■ ACTION ITEM ■
Copy the data precisely, keeping every character.

*****

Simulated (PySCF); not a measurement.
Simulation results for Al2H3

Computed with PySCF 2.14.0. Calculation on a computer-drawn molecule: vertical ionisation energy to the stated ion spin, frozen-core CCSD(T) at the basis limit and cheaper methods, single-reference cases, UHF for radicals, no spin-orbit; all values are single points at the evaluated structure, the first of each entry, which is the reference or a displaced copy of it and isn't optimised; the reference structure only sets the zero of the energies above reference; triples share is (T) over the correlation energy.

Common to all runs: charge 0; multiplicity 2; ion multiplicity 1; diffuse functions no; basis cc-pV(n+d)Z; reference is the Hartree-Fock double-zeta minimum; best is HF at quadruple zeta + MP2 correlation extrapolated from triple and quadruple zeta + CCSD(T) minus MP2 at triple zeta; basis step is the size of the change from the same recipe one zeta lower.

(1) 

*****

■ RESPONSE AREA ■
Simulated (PySCF); not a measurement.
Simulation results for Al2H3

Computed with PySCF 2.14.0. Calculation on a computer-drawn molecule: vertical ionisation energy to the stated ion spin, frozen-core CCSD(T) at the basis limit and cheaper methods, single-reference cases, UHF for radicals, no spin-orbit; all values are single points at the evaluated structure, the first of each entry, which is the reference or a displaced copy of it and isn't optimised; the reference structure only sets the zero of the energies above reference; triples share is (T) over the correlation energy.

Common to all runs: charge 0; multiplicity 2; ion multiplicity 1; diffuse functions no; basis cc-pV(n+d)Z; reference is the Hartree-Fock double-zeta minimum; best is HF at quadruple zeta + MP2 correlation extrapolated from triple and quadruple zeta + CCSD(T) minus MP2 at triple zeta; basis step is the size of the change from the same recipe one zeta lower.

(1) 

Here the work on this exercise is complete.